:: PROVIDED DATA ::

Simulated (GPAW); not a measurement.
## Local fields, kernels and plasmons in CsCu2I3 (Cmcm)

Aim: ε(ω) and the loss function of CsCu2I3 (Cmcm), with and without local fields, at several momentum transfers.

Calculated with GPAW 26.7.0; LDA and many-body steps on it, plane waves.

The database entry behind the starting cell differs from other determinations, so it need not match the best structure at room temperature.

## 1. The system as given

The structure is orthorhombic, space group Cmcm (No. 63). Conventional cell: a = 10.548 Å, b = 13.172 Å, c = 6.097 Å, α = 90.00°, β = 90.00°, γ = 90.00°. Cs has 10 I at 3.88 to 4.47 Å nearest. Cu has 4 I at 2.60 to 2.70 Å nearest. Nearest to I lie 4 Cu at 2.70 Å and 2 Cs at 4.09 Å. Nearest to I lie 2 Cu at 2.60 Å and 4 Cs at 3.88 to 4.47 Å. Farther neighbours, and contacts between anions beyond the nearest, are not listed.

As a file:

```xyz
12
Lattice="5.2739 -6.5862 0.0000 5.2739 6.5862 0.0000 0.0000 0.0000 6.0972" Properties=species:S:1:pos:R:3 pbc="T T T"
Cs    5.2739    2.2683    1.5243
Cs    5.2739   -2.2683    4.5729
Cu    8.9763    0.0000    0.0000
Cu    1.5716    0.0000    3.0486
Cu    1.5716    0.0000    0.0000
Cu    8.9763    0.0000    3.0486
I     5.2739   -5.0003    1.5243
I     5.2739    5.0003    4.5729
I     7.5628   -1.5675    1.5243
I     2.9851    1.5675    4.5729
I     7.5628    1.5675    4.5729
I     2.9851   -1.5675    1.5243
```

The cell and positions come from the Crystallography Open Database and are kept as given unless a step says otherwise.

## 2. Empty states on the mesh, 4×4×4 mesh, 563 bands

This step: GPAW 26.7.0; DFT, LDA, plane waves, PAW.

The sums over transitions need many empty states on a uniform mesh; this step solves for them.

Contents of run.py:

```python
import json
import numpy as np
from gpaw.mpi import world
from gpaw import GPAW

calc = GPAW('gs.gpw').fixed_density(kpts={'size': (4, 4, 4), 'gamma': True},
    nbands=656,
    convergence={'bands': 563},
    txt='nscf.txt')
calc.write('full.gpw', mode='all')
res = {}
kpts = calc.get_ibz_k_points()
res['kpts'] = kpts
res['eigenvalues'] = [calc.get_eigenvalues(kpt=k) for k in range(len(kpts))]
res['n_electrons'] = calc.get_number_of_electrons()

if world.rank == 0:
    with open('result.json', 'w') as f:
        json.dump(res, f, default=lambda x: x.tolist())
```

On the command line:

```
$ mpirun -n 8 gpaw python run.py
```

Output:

:::

WORK ITEM:
Up to and including the line with "## 1. The system as given", output every line of the records above exactly, starting from the first; output nothing else.

REPLY:
Simulated (GPAW); not a measurement.
## Local fields, kernels and plasmons in CsCu2I3 (Cmcm)

Aim: ε(ω) and the loss function of CsCu2I3 (Cmcm), with and without local fields, at several momentum transfers.

Calculated with GPAW 26.7.0; LDA and many-body steps on it, plane waves.

The database entry behind the starting cell differs from other determinations, so it need not match the best structure at room temperature.

## 1. The system as given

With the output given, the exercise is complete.